#####
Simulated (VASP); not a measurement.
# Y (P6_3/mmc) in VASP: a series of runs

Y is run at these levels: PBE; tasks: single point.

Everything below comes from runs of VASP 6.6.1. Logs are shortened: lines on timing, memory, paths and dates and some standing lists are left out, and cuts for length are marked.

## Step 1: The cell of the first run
#####

> _Brief_: Starting with the first line, give back the whole listing exactly.

> _Task response_:
Simulated (VASP); not a measurement.
# Y (P6_3/mmc) in VASP: a series of runs

Y is run at these levels: PBE; tasks: single point.

Everything below comes from runs of VASP 6.6.1. Logs are shortened: lines on timing, memory, paths and dates and some standing lists are left out, and cuts for length are marked.

## Step 1: The cell of the first run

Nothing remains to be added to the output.